Give again, word for word, every line in the entries below from the line with "0.00106 | 0.000696 |" up to and including the line with "D) HF from 0.0025 to 0.00275 mol/kgw", and no other line.

#####

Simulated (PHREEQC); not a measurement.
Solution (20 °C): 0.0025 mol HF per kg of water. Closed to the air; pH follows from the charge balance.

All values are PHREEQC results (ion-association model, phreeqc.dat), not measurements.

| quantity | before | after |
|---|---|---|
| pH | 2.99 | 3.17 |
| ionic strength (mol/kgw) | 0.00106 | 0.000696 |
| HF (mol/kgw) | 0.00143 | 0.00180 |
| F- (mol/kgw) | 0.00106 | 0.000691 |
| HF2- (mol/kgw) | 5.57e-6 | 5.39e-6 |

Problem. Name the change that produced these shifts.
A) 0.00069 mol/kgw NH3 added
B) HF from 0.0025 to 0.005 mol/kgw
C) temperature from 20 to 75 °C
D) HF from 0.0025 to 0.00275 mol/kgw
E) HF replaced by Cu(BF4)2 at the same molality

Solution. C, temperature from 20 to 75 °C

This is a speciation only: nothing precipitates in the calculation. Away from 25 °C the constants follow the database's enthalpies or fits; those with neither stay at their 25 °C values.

#####

Written reply
| ionic strength (mol/kgw) | 0.00106 | 0.000696 |
| HF (mol/kgw) | 0.00143 | 0.00180 |
| F- (mol/kgw) | 0.00106 | 0.000691 |
| HF2- (mol/kgw) | 5.57e-6 | 5.39e-6 |

Problem. Name the change that produced these shifts.
A) 0.00069 mol/kgw NH3 added
B) HF from 0.0025 to 0.005 mol/kgw
C) temperature from 20 to 75 °C
D) HF from 0.0025 to 0.00275 mol/kgw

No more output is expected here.